Assignment:
Print the data that follows, exactly and completely.

------ Raw data
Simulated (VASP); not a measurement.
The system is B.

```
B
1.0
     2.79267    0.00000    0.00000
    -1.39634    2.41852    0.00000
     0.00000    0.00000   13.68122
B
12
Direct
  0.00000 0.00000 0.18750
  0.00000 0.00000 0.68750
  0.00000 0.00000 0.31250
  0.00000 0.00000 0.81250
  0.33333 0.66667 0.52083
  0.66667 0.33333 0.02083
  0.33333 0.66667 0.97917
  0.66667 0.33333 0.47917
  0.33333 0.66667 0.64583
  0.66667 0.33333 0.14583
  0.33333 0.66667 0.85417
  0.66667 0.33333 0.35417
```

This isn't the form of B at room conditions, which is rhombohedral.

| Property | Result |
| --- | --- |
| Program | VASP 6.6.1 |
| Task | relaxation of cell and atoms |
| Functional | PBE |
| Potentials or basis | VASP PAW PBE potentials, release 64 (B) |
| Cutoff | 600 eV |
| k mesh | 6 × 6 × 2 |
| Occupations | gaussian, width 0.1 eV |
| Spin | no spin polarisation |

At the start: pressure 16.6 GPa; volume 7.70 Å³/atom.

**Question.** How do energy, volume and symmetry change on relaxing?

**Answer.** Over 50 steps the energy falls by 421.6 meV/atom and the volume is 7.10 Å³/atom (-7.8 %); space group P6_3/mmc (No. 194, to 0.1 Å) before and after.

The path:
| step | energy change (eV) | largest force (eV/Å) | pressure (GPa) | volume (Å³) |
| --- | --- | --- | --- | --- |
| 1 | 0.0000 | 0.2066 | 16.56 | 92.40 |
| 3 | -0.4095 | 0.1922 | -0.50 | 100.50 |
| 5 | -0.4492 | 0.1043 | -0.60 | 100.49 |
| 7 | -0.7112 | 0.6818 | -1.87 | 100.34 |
------------

Exercise answer:
Simulated (VASP); not a measurement.
The system is B.

```
B
1.0
     2.79267    0.00000    0.00000
    -1.39634    2.41852    0.00000
     0.00000    0.00000   13.68122
B
12
Direct
  0.00000 0.00000 0.18750
  0.00000 0.00000 0.68750
  0.00000 0.00000 0.31250
  0.00000 0.00000 0.81250
  0.33333 0.66667 0.52083
  0.66667 0.33333 0.02083
  0.33333 0.66667 0.97917
  0.66667 0.33333 0.47917
  0.33333 0.66667 0.64583
  0.66667 0.33333 0.14583
  0.33333 0.66667 0.85417
  0.66667 0.33333 0.35417
```

This isn't the form of B at room conditions, which is rhombohedral.

| Property | Result |
| --- | --- |
| Program | VASP 6.6.1 |
| Task | relaxation of cell and atoms |
| Functional | PBE |
| Potentials or basis | VASP PAW PBE potentials, release 64 (B) |
| Cutoff | 600 eV |
| k mesh | 6 × 6 × 2 |
| Occupations | gaussian, width 0.1 eV |
| Spin | no spin polarisation |

At the start: pressure 16.6 GPa; volume 7.70 Å³/atom.

**Question.** How do energy, volume and symmetry change on relaxing?

**Answer.** Over 50 steps the energy falls by 421.6 meV/atom and the volume is 7.10 Å³/atom (-7.8 %); space group P6_3/mmc (No. 194, to 0.1 Å) before and after.

The path:
| step | energy change (eV) | largest force (eV/Å) | pressure (GPa) | volume (Å³) |
| --- | --- | --- | --- | --- |
| 1 | 0.0000 | 0.2066 | 16.56 | 92.40 |
| 3 | -0.4095 | 0.1922 | -0.50 | 100.50 |
| 5 | -0.4492 | 0.1043 | -0.60 | 100.49 |
| 7 | -0.7112 | 0.6818 | -1.87 | 100.34 |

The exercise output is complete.